DATA LISTING
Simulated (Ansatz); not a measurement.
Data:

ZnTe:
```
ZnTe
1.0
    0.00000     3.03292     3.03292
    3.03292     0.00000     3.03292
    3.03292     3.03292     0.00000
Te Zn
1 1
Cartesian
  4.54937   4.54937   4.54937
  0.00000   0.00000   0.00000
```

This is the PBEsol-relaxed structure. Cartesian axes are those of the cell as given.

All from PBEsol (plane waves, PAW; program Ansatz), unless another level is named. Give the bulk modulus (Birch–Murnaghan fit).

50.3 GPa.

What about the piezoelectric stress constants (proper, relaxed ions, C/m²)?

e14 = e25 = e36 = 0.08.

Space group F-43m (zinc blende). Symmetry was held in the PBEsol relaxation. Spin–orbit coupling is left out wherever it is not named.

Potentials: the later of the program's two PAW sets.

WORK TASK
Pull out each record as written and restate it exactly.

REPLY
Simulated (Ansatz); not a measurement.
Data:

ZnTe:
```
ZnTe
1.0
    0.00000     3.03292     3.03292
    3.03292     0.00000     3.03292
    3.03292     3.03292     0.00000
Te Zn
1 1
Cartesian
  4.54937   4.54937   4.54937
  0.00000   0.00000   0.00000
```

This is the PBEsol-relaxed structure. Cartesian axes are those of the cell as given.

All from PBEsol (plane waves, PAW; program Ansatz), unless another level is named. Give the bulk modulus (Birch–Murnaghan fit).

50.3 GPa.

What about the piezoelectric stress constants (proper, relaxed ions, C/m²)?

e14 = e25 = e36 = 0.08.

Space group F-43m (zinc blende). Symmetry was held in the PBEsol relaxation. Spin–orbit coupling is left out wherever it is not named.

Potentials: the later of the program's two PAW sets.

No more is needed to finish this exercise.